● Exercise: Start at the first line of the material below and retype each line through the one containing "4.47 | 4.41 | 4.24 |", exactly.

-------

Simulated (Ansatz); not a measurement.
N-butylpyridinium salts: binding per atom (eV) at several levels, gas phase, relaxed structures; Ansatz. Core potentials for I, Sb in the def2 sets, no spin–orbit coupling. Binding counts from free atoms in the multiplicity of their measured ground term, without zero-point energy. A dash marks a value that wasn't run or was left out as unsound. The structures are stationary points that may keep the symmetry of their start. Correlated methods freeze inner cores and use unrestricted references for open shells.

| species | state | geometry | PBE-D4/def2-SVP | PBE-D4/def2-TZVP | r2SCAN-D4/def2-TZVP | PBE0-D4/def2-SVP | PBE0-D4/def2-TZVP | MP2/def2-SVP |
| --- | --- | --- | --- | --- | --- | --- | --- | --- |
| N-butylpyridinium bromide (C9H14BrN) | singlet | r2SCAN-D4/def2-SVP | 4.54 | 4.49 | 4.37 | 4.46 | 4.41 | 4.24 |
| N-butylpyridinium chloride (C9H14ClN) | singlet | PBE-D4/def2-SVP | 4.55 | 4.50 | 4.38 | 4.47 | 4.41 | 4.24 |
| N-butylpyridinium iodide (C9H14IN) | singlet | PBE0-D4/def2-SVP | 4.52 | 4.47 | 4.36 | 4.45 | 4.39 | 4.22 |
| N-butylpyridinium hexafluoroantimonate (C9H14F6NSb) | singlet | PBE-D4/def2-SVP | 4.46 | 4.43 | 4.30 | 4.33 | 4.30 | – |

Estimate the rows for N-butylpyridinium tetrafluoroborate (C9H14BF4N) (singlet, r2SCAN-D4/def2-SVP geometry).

-------

● Response area:
Simulated (Ansatz); not a measurement.
N-butylpyridinium salts: binding per atom (eV) at several levels, gas phase, relaxed structures; Ansatz. Core potentials for I, Sb in the def2 sets, no spin–orbit coupling. Binding counts from free atoms in the multiplicity of their measured ground term, without zero-point energy. A dash marks a value that wasn't run or was left out as unsound. The structures are stationary points that may keep the symmetry of their start. Correlated methods freeze inner cores and use unrestricted references for open shells.

| species | state | geometry | PBE-D4/def2-SVP | PBE-D4/def2-TZVP | r2SCAN-D4/def2-TZVP | PBE0-D4/def2-SVP | PBE0-D4/def2-TZVP | MP2/def2-SVP |
| --- | --- | --- | --- | --- | --- | --- | --- | --- |
| N-butylpyridinium bromide (C9H14BrN) | singlet | r2SCAN-D4/def2-SVP | 4.54 | 4.49 | 4.37 | 4.46 | 4.41 | 4.24 |
| N-butylpyridinium chloride (C9H14ClN) | singlet | PBE-D4/def2-SVP | 4.55 | 4.50 | 4.38 | 4.47 | 4.41 | 4.24 |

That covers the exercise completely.